(Beginning of RECORDS SHOWN)

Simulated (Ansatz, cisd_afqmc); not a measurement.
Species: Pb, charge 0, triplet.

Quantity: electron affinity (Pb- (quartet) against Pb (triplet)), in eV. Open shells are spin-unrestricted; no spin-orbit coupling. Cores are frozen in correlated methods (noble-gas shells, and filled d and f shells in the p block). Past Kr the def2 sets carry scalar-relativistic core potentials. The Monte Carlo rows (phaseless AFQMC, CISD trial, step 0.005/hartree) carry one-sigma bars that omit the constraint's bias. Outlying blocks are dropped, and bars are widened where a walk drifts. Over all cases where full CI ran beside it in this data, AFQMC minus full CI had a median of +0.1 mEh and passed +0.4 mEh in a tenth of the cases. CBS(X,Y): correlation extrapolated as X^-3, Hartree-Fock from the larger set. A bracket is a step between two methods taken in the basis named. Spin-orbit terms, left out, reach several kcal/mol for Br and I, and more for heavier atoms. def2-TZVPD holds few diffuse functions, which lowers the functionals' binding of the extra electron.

(End of RECORDS SHOWN)

Please transcribe the records exactly from their first line through the line holding "Species: Pb, charge 0, triplet.", and leave out all others.

Simulated (Ansatz, cisd_afqmc); not a measurement.
Species: Pb, charge 0, triplet.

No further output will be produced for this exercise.